[Assignment]
Word for word, the records below are to be set down again.

Top of Material supplied

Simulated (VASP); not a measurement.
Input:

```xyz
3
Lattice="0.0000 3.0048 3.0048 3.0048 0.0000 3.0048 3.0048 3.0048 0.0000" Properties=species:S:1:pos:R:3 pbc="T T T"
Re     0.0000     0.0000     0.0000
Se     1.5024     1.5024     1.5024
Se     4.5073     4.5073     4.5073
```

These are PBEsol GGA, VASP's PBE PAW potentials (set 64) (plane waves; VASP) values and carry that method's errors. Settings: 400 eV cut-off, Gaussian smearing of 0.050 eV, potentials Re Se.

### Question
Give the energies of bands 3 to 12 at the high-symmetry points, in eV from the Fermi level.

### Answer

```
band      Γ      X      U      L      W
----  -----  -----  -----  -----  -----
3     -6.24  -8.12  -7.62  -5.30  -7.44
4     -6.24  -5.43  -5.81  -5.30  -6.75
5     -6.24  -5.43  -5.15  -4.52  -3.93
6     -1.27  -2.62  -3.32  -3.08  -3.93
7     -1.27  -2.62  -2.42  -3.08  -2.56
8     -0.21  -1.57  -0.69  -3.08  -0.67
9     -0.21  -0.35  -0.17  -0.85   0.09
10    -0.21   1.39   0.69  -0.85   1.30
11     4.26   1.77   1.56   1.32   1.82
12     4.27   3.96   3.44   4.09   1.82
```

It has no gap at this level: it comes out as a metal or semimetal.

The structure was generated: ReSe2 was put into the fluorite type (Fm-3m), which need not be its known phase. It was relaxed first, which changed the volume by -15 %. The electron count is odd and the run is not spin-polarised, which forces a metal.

Bottom of Material supplied

[Written solution]
Simulated (VASP); not a measurement.
Input:

```xyz
3
Lattice="0.0000 3.0048 3.0048 3.0048 0.0000 3.0048 3.0048 3.0048 0.0000" Properties=species:S:1:pos:R:3 pbc="T T T"
Re     0.0000     0.0000     0.0000
Se     1.5024     1.5024     1.5024
Se     4.5073     4.5073     4.5073
```

These are PBEsol GGA, VASP's PBE PAW potentials (set 64) (plane waves; VASP) values and carry that method's errors. Settings: 400 eV cut-off, Gaussian smearing of 0.050 eV, potentials Re Se.

### Question
Give the energies of bands 3 to 12 at the high-symmetry points, in eV from the Fermi level.

### Answer

```
band      Γ      X      U      L      W
----  -----  -----  -----  -----  -----
3     -6.24  -8.12  -7.62  -5.30  -7.44
4     -6.24  -5.43  -5.81  -5.30  -6.75
5     -6.24  -5.43  -5.15  -4.52  -3.93
6     -1.27  -2.62  -3.32  -3.08  -3.93
7     -1.27  -2.62  -2.42  -3.08  -2.56
8     -0.21  -1.57  -0.69  -3.08  -0.67
9     -0.21  -0.35  -0.17  -0.85   0.09
10    -0.21   1.39   0.69  -0.85   1.30
11     4.26   1.77   1.56   1.32   1.82
12     4.27   3.96   3.44   4.09   1.82
```

It has no gap at this level: it comes out as a metal or semimetal.

The structure was generated: ReSe2 was put into the fluorite type (Fm-3m), which need not be its known phase. It was relaxed first, which changed the volume by -15 %. The electron count is odd and the run is not spin-polarised, which forces a metal.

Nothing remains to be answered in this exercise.